→ Provided data:
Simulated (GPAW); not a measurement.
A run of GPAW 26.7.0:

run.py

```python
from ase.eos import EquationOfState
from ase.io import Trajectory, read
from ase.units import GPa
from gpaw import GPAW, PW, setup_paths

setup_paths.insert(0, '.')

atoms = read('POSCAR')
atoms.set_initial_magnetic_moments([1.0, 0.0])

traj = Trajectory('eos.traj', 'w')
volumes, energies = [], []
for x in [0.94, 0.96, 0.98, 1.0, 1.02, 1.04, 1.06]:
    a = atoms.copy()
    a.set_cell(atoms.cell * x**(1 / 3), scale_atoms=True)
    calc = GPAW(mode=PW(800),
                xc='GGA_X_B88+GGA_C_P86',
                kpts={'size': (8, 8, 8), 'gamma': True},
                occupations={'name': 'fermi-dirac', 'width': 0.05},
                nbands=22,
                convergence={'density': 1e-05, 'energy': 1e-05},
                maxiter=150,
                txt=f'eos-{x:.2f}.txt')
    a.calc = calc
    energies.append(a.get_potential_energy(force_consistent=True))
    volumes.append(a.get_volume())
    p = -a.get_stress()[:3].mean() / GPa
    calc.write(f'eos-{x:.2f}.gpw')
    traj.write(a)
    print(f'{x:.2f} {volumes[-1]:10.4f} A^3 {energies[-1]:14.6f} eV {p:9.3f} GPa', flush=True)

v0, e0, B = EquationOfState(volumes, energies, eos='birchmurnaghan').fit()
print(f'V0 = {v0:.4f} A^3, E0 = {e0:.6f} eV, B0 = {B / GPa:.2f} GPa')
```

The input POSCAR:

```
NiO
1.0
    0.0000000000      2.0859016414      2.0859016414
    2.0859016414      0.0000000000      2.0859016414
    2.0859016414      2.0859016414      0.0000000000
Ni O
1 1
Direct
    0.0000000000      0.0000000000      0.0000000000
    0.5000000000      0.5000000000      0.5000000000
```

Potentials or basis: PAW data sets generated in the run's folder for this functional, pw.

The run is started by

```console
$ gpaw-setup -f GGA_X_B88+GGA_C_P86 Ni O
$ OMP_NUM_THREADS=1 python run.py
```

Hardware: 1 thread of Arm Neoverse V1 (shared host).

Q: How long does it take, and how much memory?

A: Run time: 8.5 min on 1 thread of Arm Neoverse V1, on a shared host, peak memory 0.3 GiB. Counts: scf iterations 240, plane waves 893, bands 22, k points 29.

→ Work instruction: Restate word for word the lines of the data above, starting at the line containing "Hardware: 1 thread" and ending at the line containing "Q: How long", both included, and nothing more.

→ Response:
Hardware: 1 thread of Arm Neoverse V1 (shared host).

Q: How long does it take, and how much memory?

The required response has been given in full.